Listed records:
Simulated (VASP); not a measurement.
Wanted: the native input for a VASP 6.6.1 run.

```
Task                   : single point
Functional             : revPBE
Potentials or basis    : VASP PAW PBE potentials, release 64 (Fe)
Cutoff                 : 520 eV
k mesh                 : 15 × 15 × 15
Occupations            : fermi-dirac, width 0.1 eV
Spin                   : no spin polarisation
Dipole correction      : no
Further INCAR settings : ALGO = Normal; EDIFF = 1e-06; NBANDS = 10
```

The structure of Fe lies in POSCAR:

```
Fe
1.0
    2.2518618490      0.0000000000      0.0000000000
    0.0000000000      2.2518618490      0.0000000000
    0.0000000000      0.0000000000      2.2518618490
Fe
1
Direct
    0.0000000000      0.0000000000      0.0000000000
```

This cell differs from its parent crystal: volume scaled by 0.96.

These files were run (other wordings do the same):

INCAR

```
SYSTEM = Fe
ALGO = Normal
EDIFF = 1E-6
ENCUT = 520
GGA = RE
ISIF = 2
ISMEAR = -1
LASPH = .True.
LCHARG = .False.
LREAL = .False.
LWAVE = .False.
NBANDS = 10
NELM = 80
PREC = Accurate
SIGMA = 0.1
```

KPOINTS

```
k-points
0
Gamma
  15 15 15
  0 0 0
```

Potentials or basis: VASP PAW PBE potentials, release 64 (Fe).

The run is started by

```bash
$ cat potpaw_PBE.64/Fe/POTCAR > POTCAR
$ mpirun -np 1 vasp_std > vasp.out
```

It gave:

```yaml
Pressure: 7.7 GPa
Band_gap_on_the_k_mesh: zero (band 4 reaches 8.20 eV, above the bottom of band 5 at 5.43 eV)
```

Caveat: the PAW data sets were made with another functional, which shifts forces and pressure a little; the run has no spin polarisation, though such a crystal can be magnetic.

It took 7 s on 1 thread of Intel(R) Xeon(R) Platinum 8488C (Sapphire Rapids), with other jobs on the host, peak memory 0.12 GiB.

Requirement:
Repeat the data word for word, starting at its first line and stopping after the line that contains "The structure of".

Expected answer:
Simulated (VASP); not a measurement.
Wanted: the native input for a VASP 6.6.1 run.

```
Task                   : single point
Functional             : revPBE
Potentials or basis    : VASP PAW PBE potentials, release 64 (Fe)
Cutoff                 : 520 eV
k mesh                 : 15 × 15 × 15
Occupations            : fermi-dirac, width 0.1 eV
Spin                   : no spin polarisation
Dipole correction      : no
Further INCAR settings : ALGO = Normal; EDIFF = 1e-06; NBANDS = 10
```

The structure of Fe lies in POSCAR:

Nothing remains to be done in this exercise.